**Extracted information**
________________________________________

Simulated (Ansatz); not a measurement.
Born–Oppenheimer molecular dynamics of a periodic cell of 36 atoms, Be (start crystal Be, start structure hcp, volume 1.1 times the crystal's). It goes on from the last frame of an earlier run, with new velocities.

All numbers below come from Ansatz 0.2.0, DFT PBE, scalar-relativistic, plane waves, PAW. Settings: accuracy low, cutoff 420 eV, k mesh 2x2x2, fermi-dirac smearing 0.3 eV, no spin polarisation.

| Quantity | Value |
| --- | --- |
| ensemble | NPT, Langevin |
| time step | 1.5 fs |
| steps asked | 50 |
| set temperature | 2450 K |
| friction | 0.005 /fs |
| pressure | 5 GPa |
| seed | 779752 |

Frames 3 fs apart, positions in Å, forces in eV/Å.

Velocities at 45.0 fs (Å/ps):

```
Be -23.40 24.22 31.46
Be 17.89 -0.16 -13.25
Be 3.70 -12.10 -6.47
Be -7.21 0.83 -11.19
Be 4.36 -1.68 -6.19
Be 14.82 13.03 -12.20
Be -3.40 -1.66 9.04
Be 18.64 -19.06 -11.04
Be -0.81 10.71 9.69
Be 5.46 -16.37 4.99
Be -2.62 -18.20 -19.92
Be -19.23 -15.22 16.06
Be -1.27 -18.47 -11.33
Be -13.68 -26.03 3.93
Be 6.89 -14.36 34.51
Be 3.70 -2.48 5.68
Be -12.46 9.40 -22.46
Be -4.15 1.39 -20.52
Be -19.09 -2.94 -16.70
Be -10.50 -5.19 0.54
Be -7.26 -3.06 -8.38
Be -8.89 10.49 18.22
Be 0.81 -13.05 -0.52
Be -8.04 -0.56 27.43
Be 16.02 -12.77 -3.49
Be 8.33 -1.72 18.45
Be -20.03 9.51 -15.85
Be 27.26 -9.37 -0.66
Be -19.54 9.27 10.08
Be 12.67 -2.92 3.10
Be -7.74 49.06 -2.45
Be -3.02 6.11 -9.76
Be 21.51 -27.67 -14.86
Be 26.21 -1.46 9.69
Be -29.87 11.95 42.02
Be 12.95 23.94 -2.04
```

________________________________________

Nothing but the lines from the start of the data through the line holding "asked | 50 |" should be restated, and each one exactly.

**Answer area**
Simulated (Ansatz); not a measurement.
Born–Oppenheimer molecular dynamics of a periodic cell of 36 atoms, Be (start crystal Be, start structure hcp, volume 1.1 times the crystal's). It goes on from the last frame of an earlier run, with new velocities.

All numbers below come from Ansatz 0.2.0, DFT PBE, scalar-relativistic, plane waves, PAW. Settings: accuracy low, cutoff 420 eV, k mesh 2x2x2, fermi-dirac smearing 0.3 eV, no spin polarisation.

| Quantity | Value |
| --- | --- |
| ensemble | NPT, Langevin |
| time step | 1.5 fs |
| steps asked | 50 |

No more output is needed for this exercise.